§ Records provided
- - - - - - -

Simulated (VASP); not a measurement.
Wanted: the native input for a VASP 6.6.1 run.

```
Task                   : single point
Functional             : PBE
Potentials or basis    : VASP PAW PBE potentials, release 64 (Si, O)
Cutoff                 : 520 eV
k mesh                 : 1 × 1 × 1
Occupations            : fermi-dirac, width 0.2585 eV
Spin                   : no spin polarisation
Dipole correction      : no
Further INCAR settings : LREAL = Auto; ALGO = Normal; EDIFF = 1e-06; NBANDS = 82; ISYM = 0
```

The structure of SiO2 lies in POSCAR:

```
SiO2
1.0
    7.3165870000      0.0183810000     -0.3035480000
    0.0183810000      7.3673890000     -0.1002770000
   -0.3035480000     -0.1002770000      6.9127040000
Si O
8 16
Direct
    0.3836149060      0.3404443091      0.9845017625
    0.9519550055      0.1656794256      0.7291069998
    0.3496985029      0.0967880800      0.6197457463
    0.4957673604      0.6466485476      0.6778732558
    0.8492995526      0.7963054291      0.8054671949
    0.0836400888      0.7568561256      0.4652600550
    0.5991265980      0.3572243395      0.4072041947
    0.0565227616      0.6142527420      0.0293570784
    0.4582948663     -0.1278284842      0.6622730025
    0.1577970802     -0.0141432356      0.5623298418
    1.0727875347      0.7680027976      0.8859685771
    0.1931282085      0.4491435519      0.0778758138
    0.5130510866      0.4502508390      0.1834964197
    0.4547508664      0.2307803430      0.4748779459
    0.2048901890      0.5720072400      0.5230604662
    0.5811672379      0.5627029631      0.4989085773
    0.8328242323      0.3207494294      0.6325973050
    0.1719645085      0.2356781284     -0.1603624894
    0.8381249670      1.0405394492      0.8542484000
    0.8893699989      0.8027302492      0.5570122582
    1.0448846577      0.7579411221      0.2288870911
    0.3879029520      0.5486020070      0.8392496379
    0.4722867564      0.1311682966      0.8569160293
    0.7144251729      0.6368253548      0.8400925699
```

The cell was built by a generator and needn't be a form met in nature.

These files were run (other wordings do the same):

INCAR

- - - - - - -

§ Work order
Starting with the first line of the records, repeat every line up to and including the one containing "These files were", and nothing else.

§ Exercise output
Simulated (VASP); not a measurement.
Wanted: the native input for a VASP 6.6.1 run.

```
Task                   : single point
Functional             : PBE
Potentials or basis    : VASP PAW PBE potentials, release 64 (Si, O)
Cutoff                 : 520 eV
k mesh                 : 1 × 1 × 1
Occupations            : fermi-dirac, width 0.2585 eV
Spin                   : no spin polarisation
Dipole correction      : no
Further INCAR settings : LREAL = Auto; ALGO = Normal; EDIFF = 1e-06; NBANDS = 82; ISYM = 0
```

The structure of SiO2 lies in POSCAR:

```
SiO2
1.0
    7.3165870000      0.0183810000     -0.3035480000
    0.0183810000      7.3673890000     -0.1002770000
   -0.3035480000     -0.1002770000      6.9127040000
Si O
8 16
Direct
    0.3836149060      0.3404443091      0.9845017625
    0.9519550055      0.1656794256      0.7291069998
    0.3496985029      0.0967880800      0.6197457463
    0.4957673604      0.6466485476      0.6778732558
    0.8492995526      0.7963054291      0.8054671949
    0.0836400888      0.7568561256      0.4652600550
    0.5991265980      0.3572243395      0.4072041947
    0.0565227616      0.6142527420      0.0293570784
    0.4582948663     -0.1278284842      0.6622730025
    0.1577970802     -0.0141432356      0.5623298418
    1.0727875347      0.7680027976      0.8859685771
    0.1931282085      0.4491435519      0.0778758138
    0.5130510866      0.4502508390      0.1834964197
    0.4547508664      0.2307803430      0.4748779459
    0.2048901890      0.5720072400      0.5230604662
    0.5811672379      0.5627029631      0.4989085773
    0.8328242323      0.3207494294      0.6325973050
    0.1719645085      0.2356781284     -0.1603624894
    0.8381249670      1.0405394492      0.8542484000
    0.8893699989      0.8027302492      0.5570122582
    1.0448846577      0.7579411221      0.2288870911
    0.3879029520      0.5486020070      0.8392496379
    0.4722867564      0.1311682966      0.8569160293
    0.7144251729      0.6368253548      0.8400925699
```

The cell was built by a generator and needn't be a form met in nature.

These files were run (other wordings do the same):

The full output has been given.